### Work request
Here is a listing. Write it out again without a single difference.

### Material provided
+--
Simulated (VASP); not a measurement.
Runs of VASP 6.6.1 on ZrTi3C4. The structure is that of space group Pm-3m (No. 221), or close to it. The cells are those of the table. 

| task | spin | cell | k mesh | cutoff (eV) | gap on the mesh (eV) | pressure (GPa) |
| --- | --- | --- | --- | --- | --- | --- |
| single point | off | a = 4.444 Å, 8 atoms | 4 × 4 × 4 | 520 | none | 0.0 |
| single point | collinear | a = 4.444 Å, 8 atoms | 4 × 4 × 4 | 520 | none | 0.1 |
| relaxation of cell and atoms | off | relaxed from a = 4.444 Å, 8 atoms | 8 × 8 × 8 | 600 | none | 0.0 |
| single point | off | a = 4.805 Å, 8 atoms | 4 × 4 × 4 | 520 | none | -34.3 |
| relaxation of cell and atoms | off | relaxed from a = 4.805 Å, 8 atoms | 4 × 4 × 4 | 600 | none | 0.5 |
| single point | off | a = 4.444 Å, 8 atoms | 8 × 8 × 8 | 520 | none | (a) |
+--

### Expected answer
Simulated (VASP); not a measurement.
Runs of VASP 6.6.1 on ZrTi3C4. The structure is that of space group Pm-3m (No. 221), or close to it. The cells are those of the table. 

| task | spin | cell | k mesh | cutoff (eV) | gap on the mesh (eV) | pressure (GPa) |
| --- | --- | --- | --- | --- | --- | --- |
| single point | off | a = 4.444 Å, 8 atoms | 4 × 4 × 4 | 520 | none | 0.0 |
| single point | collinear | a = 4.444 Å, 8 atoms | 4 × 4 × 4 | 520 | none | 0.1 |
| relaxation of cell and atoms | off | relaxed from a = 4.444 Å, 8 atoms | 8 × 8 × 8 | 600 | none | 0.0 |
| single point | off | a = 4.805 Å, 8 atoms | 4 × 4 × 4 | 520 | none | -34.3 |
| relaxation of cell and atoms | off | relaxed from a = 4.805 Å, 8 atoms | 4 × 4 × 4 | 600 | none | 0.5 |
| single point | off | a = 4.444 Å, 8 atoms | 8 × 8 × 8 | 520 | none | (a) |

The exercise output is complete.